BRIEF:
Extract the first line through the line containing "- CCSD(T) on" from the listing below, exactly as written.

________________

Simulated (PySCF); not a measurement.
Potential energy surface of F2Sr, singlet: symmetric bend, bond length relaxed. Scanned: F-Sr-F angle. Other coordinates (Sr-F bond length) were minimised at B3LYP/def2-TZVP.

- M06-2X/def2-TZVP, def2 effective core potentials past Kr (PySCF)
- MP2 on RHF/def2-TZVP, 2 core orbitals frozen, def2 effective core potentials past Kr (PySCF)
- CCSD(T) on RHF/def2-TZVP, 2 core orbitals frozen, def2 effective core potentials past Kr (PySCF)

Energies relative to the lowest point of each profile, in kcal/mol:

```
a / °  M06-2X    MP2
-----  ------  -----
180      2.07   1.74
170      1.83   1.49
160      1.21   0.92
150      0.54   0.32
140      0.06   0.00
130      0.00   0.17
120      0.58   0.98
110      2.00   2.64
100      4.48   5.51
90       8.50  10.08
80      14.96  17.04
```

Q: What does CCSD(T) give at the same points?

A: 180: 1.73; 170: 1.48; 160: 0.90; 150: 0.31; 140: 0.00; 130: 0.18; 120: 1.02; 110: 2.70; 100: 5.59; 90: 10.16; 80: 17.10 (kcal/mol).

________________

WRITTEN REPLY:
Simulated (PySCF); not a measurement.
Potential energy surface of F2Sr, singlet: symmetric bend, bond length relaxed. Scanned: F-Sr-F angle. Other coordinates (Sr-F bond length) were minimised at B3LYP/def2-TZVP.

- M06-2X/def2-TZVP, def2 effective core potentials past Kr (PySCF)
- MP2 on RHF/def2-TZVP, 2 core orbitals frozen, def2 effective core potentials past Kr (PySCF)
- CCSD(T) on RHF/def2-TZVP, 2 core orbitals frozen, def2 effective core potentials past Kr (PySCF)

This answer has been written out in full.